__Supplied records__.
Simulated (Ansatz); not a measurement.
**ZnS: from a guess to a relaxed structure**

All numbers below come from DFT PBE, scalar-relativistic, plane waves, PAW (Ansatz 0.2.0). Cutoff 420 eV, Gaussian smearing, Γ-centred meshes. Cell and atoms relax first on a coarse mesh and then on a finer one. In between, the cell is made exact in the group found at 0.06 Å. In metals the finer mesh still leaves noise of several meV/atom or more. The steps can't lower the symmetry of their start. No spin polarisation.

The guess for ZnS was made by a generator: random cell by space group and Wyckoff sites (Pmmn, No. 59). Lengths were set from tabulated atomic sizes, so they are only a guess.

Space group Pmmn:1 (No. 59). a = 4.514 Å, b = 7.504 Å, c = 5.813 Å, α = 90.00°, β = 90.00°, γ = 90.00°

__Required action__. Repeat each entry above, matching every line exactly.

__Your response__.
Simulated (Ansatz); not a measurement.
**ZnS: from a guess to a relaxed structure**

All numbers below come from DFT PBE, scalar-relativistic, plane waves, PAW (Ansatz 0.2.0). Cutoff 420 eV, Gaussian smearing, Γ-centred meshes. Cell and atoms relax first on a coarse mesh and then on a finer one. In between, the cell is made exact in the group found at 0.06 Å. In metals the finer mesh still leaves noise of several meV/atom or more. The steps can't lower the symmetry of their start. No spin polarisation.

The guess for ZnS was made by a generator: random cell by space group and Wyckoff sites (Pmmn, No. 59). Lengths were set from tabulated atomic sizes, so they are only a guess.

Space group Pmmn:1 (No. 59). a = 4.514 Å, b = 7.504 Å, c = 5.813 Å, α = 90.00°, β = 90.00°, γ = 90.00°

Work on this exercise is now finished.